→ DATA RECORDS:
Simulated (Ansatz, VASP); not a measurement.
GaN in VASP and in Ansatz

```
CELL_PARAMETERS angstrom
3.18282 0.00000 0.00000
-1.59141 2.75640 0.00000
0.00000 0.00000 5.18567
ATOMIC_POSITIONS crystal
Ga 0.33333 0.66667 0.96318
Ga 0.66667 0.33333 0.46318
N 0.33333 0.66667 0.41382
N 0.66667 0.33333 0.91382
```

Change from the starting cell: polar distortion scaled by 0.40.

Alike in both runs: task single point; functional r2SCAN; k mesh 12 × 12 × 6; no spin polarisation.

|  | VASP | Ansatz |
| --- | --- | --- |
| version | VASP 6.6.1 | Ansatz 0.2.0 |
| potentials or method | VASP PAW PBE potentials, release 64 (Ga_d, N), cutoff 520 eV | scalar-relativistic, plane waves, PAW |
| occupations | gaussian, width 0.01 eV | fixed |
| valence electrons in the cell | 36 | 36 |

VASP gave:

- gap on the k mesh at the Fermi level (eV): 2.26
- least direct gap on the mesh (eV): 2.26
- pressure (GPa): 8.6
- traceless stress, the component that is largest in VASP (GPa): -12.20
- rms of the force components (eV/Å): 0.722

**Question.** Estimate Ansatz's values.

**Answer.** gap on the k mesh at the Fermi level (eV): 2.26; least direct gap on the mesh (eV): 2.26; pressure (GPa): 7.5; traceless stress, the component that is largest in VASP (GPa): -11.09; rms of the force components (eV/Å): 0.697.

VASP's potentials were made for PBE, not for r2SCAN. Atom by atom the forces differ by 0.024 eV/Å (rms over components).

→ WORK ORDER: Up to and including the line with "- least direct gap on the mesh (eV): 2.26", output each line of the entries above exactly, starting from the first.

→ TASK RESULT:
Simulated (Ansatz, VASP); not a measurement.
GaN in VASP and in Ansatz

```
CELL_PARAMETERS angstrom
3.18282 0.00000 0.00000
-1.59141 2.75640 0.00000
0.00000 0.00000 5.18567
ATOMIC_POSITIONS crystal
Ga 0.33333 0.66667 0.96318
Ga 0.66667 0.33333 0.46318
N 0.33333 0.66667 0.41382
N 0.66667 0.33333 0.91382
```

Change from the starting cell: polar distortion scaled by 0.40.

Alike in both runs: task single point; functional r2SCAN; k mesh 12 × 12 × 6; no spin polarisation.

|  | VASP | Ansatz |
| --- | --- | --- |
| version | VASP 6.6.1 | Ansatz 0.2.0 |
| potentials or method | VASP PAW PBE potentials, release 64 (Ga_d, N), cutoff 520 eV | scalar-relativistic, plane waves, PAW |
| occupations | gaussian, width 0.01 eV | fixed |
| valence electrons in the cell | 36 | 36 |

VASP gave:

- gap on the k mesh at the Fermi level (eV): 2.26
- least direct gap on the mesh (eV): 2.26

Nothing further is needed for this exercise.